> Assignment: Read the data and repeat all of it exactly.

> Record extracts:
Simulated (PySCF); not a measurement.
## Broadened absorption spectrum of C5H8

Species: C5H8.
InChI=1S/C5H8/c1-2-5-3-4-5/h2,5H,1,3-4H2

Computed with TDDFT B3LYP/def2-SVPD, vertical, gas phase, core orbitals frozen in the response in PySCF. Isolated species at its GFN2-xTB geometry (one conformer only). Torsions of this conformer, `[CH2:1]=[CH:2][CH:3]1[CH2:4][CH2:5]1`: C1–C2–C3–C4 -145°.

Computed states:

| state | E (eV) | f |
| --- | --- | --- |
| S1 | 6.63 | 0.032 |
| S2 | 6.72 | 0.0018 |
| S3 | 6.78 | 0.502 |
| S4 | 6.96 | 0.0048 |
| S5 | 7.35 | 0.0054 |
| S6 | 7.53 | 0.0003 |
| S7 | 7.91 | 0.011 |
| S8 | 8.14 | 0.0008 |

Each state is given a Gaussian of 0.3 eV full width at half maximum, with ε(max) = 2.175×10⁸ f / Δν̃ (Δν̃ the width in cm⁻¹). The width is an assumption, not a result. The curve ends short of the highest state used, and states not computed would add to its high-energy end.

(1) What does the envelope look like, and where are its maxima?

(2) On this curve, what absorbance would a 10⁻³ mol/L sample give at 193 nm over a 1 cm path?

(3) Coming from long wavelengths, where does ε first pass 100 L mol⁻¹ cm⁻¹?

> Written response:
Simulated (PySCF); not a measurement.
## Broadened absorption spectrum of C5H8

Species: C5H8.
InChI=1S/C5H8/c1-2-5-3-4-5/h2,5H,1,3-4H2

Computed with TDDFT B3LYP/def2-SVPD, vertical, gas phase, core orbitals frozen in the response in PySCF. Isolated species at its GFN2-xTB geometry (one conformer only). Torsions of this conformer, `[CH2:1]=[CH:2][CH:3]1[CH2:4][CH2:5]1`: C1–C2–C3–C4 -145°.

Computed states:

| state | E (eV) | f |
| --- | --- | --- |
| S1 | 6.63 | 0.032 |
| S2 | 6.72 | 0.0018 |
| S3 | 6.78 | 0.502 |
| S4 | 6.96 | 0.0048 |
| S5 | 7.35 | 0.0054 |
| S6 | 7.53 | 0.0003 |
| S7 | 7.91 | 0.011 |
| S8 | 8.14 | 0.0008 |

Each state is given a Gaussian of 0.3 eV full width at half maximum, with ε(max) = 2.175×10⁸ f / Δν̃ (Δν̃ the width in cm⁻¹). The width is an assumption, not a result. The curve ends short of the highest state used, and states not computed would add to its high-energy end.

(1) What does the envelope look like, and where are its maxima?

(2) On this curve, what absorbance would a 10⁻³ mol/L sample give at 193 nm over a 1 cm path?

(3) Coming from long wavelengths, where does ε first pass 100 L mol⁻¹ cm⁻¹?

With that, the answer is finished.